● Excerpted records
****************************************
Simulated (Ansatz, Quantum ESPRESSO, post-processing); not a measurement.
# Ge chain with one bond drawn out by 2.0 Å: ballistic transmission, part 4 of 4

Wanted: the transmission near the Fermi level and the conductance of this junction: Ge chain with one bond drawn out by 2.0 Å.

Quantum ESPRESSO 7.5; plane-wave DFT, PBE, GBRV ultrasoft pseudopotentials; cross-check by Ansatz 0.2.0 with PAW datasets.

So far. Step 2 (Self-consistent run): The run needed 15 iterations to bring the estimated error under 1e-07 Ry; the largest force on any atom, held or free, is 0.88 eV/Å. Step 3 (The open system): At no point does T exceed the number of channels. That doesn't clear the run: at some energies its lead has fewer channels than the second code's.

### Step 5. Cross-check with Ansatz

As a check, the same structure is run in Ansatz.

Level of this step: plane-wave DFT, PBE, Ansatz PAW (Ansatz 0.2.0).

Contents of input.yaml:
****************************************

● Task item
Beginning at the opening line of the data, transcribe each line exactly until you reach the line with "Level of this", which you also include, and go no further.

● Response
Simulated (Ansatz, Quantum ESPRESSO, post-processing); not a measurement.
# Ge chain with one bond drawn out by 2.0 Å: ballistic transmission, part 4 of 4

Wanted: the transmission near the Fermi level and the conductance of this junction: Ge chain with one bond drawn out by 2.0 Å.

Quantum ESPRESSO 7.5; plane-wave DFT, PBE, GBRV ultrasoft pseudopotentials; cross-check by Ansatz 0.2.0 with PAW datasets.

So far. Step 2 (Self-consistent run): The run needed 15 iterations to bring the estimated error under 1e-07 Ry; the largest force on any atom, held or free, is 0.88 eV/Å. Step 3 (The open system): At no point does T exceed the number of channels. That doesn't clear the run: at some energies its lead has fewer channels than the second code's.

### Step 5. Cross-check with Ansatz

As a check, the same structure is run in Ansatz.

Level of this step: plane-wave DFT, PBE, Ansatz PAW (Ansatz 0.2.0).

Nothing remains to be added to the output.